Activity: In the listing below, find the line with "Strains are applied", then repeat exactly every line from the top through that one.

Data listing START

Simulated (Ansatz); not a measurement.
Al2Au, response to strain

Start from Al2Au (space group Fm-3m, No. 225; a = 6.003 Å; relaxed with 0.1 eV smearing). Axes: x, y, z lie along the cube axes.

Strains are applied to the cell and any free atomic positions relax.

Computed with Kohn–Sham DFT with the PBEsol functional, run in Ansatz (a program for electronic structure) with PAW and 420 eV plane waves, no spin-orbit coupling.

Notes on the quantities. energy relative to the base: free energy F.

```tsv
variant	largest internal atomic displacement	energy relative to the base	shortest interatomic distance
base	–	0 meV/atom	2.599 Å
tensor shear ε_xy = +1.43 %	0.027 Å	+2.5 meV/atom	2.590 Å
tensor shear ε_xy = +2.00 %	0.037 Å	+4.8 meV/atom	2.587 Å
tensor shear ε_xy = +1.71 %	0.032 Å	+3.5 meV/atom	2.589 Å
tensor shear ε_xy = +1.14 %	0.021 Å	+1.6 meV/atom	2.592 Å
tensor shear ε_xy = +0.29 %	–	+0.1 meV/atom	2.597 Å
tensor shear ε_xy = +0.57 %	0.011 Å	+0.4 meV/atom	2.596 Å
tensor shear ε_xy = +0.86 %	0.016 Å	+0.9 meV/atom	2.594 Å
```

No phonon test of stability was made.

Data listing END

Answer space:
Simulated (Ansatz); not a measurement.
Al2Au, response to strain

Start from Al2Au (space group Fm-3m, No. 225; a = 6.003 Å; relaxed with 0.1 eV smearing). Axes: x, y, z lie along the cube axes.

Strains are applied to the cell and any free atomic positions relax.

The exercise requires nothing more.